§ **PROVIDED INFORMATION**:
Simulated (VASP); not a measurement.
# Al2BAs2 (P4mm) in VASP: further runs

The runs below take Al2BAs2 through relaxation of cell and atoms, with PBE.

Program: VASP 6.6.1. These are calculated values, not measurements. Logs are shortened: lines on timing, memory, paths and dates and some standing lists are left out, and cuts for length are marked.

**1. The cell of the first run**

§ **WORK ORDER**: All entries given above should be transcribed exactly, with none omitted.

§ **YOUR RESPONSE**:
Simulated (VASP); not a measurement.
# Al2BAs2 (P4mm) in VASP: further runs

The runs below take Al2BAs2 through relaxation of cell and atoms, with PBE.

Program: VASP 6.6.1. These are calculated values, not measurements. Logs are shortened: lines on timing, memory, paths and dates and some standing lists are left out, and cuts for length are marked.

**1. The cell of the first run**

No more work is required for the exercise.